*EXTRACTED MATERIAL*
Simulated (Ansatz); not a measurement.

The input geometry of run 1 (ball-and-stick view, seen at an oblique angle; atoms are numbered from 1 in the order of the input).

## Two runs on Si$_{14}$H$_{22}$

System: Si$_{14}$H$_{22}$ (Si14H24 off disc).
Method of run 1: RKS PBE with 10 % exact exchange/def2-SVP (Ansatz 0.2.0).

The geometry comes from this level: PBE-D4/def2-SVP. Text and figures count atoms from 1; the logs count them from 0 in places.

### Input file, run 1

*WORK REQUEST*
All lines above from the line with "The input geometry" through the line with "The geometry comes", both included, are to be set down exactly, with nothing else.

*TASK RESULT*
The input geometry of run 1 (ball-and-stick view, seen at an oblique angle; atoms are numbered from 1 in the order of the input).

## Two runs on Si$_{14}$H$_{22}$

System: Si$_{14}$H$_{22}$ (Si14H24 off disc).
Method of run 1: RKS PBE with 10 % exact exchange/def2-SVP (Ansatz 0.2.0).

The geometry comes from this level: PBE-D4/def2-SVP. Text and figures count atoms from 1; the logs count them from 0 in places.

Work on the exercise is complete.